-- Opening Marker --
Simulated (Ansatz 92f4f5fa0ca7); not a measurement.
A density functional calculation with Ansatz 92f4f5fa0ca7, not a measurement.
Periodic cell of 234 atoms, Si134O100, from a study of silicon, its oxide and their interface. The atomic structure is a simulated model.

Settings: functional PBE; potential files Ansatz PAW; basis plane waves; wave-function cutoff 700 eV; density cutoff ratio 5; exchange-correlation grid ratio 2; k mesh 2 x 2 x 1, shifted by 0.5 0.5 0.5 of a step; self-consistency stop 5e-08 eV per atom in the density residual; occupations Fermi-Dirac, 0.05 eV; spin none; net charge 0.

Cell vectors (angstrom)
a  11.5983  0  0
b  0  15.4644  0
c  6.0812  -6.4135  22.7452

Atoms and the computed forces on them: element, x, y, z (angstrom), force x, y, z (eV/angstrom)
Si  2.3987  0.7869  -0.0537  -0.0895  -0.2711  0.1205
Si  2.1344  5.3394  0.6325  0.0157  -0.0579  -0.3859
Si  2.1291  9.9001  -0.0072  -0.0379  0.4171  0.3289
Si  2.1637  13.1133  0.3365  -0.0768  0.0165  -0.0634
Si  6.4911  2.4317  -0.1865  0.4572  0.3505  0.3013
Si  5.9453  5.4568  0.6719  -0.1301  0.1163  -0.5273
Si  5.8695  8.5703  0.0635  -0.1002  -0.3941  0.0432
-- Closing Marker --

▸ **Work order**
Take the entries above and repeat them. Alter nothing.

▸ **Exercise solution**
Simulated (Ansatz 92f4f5fa0ca7); not a measurement.
A density functional calculation with Ansatz 92f4f5fa0ca7, not a measurement.
Periodic cell of 234 atoms, Si134O100, from a study of silicon, its oxide and their interface. The atomic structure is a simulated model.

Settings: functional PBE; potential files Ansatz PAW; basis plane waves; wave-function cutoff 700 eV; density cutoff ratio 5; exchange-correlation grid ratio 2; k mesh 2 x 2 x 1, shifted by 0.5 0.5 0.5 of a step; self-consistency stop 5e-08 eV per atom in the density residual; occupations Fermi-Dirac, 0.05 eV; spin none; net charge 0.

Cell vectors (angstrom)
a  11.5983  0  0
b  0  15.4644  0
c  6.0812  -6.4135  22.7452

Atoms and the computed forces on them: element, x, y, z (angstrom), force x, y, z (eV/angstrom)
Si  2.3987  0.7869  -0.0537  -0.0895  -0.2711  0.1205
Si  2.1344  5.3394  0.6325  0.0157  -0.0579  -0.3859
Si  2.1291  9.9001  -0.0072  -0.0379  0.4171  0.3289
Si  2.1637  13.1133  0.3365  -0.0768  0.0165  -0.0634
Si  6.4911  2.4317  -0.1865  0.4572  0.3505  0.3013
Si  5.9453  5.4568  0.6719  -0.1301  0.1163  -0.5273
Si  5.8695  8.5703  0.0635  -0.1002  -0.3941  0.0432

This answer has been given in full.